## EXTRACTED INFORMATION
=-=-=

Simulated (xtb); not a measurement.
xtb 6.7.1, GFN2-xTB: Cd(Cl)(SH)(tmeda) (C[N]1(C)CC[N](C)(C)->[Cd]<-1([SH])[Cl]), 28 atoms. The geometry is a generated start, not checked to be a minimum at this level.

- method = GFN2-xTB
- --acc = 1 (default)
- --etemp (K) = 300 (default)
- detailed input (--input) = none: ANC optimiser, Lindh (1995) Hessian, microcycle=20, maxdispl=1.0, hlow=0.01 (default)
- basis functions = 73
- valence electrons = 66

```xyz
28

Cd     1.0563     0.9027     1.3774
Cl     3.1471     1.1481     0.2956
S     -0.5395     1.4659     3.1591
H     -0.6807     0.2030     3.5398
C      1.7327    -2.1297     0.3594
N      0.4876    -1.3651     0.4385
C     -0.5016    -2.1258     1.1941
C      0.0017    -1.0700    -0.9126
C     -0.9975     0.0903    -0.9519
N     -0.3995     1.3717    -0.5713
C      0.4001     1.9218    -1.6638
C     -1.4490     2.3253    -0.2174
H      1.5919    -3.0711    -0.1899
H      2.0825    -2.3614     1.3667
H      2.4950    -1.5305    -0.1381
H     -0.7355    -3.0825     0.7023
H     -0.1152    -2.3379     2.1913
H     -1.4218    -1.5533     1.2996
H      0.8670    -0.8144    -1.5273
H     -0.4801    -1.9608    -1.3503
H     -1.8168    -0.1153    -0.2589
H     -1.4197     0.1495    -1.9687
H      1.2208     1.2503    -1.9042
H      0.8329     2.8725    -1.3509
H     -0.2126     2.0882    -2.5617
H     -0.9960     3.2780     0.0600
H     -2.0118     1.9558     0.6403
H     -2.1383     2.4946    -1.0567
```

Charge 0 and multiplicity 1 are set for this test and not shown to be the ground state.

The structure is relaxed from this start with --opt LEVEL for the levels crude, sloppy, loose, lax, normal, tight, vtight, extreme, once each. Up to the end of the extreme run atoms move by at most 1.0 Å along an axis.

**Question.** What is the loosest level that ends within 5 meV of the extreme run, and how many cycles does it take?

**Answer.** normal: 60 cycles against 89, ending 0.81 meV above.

=-=-=

## REQUIRED ACTION
Only one stretch of the data above is needed. Restate it word for word, from the line containing "- valence electrons = 66" through the line containing "The structure is", both ends included.

## WRITTEN REPLY
- valence electrons = 66

```xyz
28

Cd     1.0563     0.9027     1.3774
Cl     3.1471     1.1481     0.2956
S     -0.5395     1.4659     3.1591
H     -0.6807     0.2030     3.5398
C      1.7327    -2.1297     0.3594
N      0.4876    -1.3651     0.4385
C     -0.5016    -2.1258     1.1941
C      0.0017    -1.0700    -0.9126
C     -0.9975     0.0903    -0.9519
N     -0.3995     1.3717    -0.5713
C      0.4001     1.9218    -1.6638
C     -1.4490     2.3253    -0.2174
H      1.5919    -3.0711    -0.1899
H      2.0825    -2.3614     1.3667
H      2.4950    -1.5305    -0.1381
H     -0.7355    -3.0825     0.7023
H     -0.1152    -2.3379     2.1913
H     -1.4218    -1.5533     1.2996
H      0.8670    -0.8144    -1.5273
H     -0.4801    -1.9608    -1.3503
H     -1.8168    -0.1153    -0.2589
H     -1.4197     0.1495    -1.9687
H      1.2208     1.2503    -1.9042
H      0.8329     2.8725    -1.3509
H     -0.2126     2.0882    -2.5617
H     -0.9960     3.2780     0.0600
H     -2.0118     1.9558     0.6403
H     -2.1383     2.4946    -1.0567
```

Charge 0 and multiplicity 1 are set for this test and not shown to be the ground state.

The structure is relaxed from this start with --opt LEVEL for the levels crude, sloppy, loose, lax, normal, tight, vtight, extreme, once each. Up to the end of the extreme run atoms move by at most 1.0 Å along an axis.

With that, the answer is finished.